** Work instruction **
The full set of entries has to be output exactly.

(Supplied entries begins)

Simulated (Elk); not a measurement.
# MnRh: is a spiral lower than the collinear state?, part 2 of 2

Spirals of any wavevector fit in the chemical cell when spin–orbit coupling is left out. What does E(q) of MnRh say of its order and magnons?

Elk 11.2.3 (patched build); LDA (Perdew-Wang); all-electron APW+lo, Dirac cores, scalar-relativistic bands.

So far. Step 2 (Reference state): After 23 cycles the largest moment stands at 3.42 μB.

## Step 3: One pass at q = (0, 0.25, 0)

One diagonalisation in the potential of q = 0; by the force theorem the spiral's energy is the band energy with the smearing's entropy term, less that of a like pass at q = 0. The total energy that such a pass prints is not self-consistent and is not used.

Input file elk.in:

(Supplied entries ends)

** Response box **
Simulated (Elk); not a measurement.
# MnRh: is a spiral lower than the collinear state?, part 2 of 2

Spirals of any wavevector fit in the chemical cell when spin–orbit coupling is left out. What does E(q) of MnRh say of its order and magnons?

Elk 11.2.3 (patched build); LDA (Perdew-Wang); all-electron APW+lo, Dirac cores, scalar-relativistic bands.

So far. Step 2 (Reference state): After 23 cycles the largest moment stands at 3.42 μB.

## Step 3: One pass at q = (0, 0.25, 0)

One diagonalisation in the potential of q = 0; by the force theorem the spiral's energy is the band energy with the smearing's entropy term, less that of a like pass at q = 0. The total energy that such a pass prints is not self-consistent and is not used.

Input file elk.in:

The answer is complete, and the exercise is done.